**Record set:**
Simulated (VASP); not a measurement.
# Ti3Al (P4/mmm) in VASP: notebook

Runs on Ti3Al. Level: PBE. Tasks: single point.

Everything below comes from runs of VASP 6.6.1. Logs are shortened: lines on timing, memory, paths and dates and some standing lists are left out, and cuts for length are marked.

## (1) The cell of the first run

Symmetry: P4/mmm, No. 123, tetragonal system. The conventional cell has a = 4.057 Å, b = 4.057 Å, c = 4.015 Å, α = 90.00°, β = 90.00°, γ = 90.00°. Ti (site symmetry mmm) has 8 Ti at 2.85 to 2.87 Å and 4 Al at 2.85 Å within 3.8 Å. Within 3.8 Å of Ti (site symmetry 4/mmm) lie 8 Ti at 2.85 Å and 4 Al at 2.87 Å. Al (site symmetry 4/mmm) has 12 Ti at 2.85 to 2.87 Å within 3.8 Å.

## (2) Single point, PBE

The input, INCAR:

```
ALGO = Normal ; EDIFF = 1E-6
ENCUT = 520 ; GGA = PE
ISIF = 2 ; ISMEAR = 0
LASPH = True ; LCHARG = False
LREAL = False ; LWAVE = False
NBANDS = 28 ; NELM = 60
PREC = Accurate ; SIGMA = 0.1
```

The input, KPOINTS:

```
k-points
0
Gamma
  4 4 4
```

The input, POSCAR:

**Assignment:** Where the data above reaches the line holding "Everything below comes", begin printing, and stop after the line holding "## (2) Single point, PBE". Each line must be reproduced exactly, with nothing else added.

**Exercise response:**
Everything below comes from runs of VASP 6.6.1. Logs are shortened: lines on timing, memory, paths and dates and some standing lists are left out, and cuts for length are marked.

## (1) The cell of the first run

Symmetry: P4/mmm, No. 123, tetragonal system. The conventional cell has a = 4.057 Å, b = 4.057 Å, c = 4.015 Å, α = 90.00°, β = 90.00°, γ = 90.00°. Ti (site symmetry mmm) has 8 Ti at 2.85 to 2.87 Å and 4 Al at 2.85 Å within 3.8 Å. Within 3.8 Å of Ti (site symmetry 4/mmm) lie 8 Ti at 2.85 Å and 4 Al at 2.87 Å. Al (site symmetry 4/mmm) has 12 Ti at 2.85 to 2.87 Å within 3.8 Å.

## (2) Single point, PBE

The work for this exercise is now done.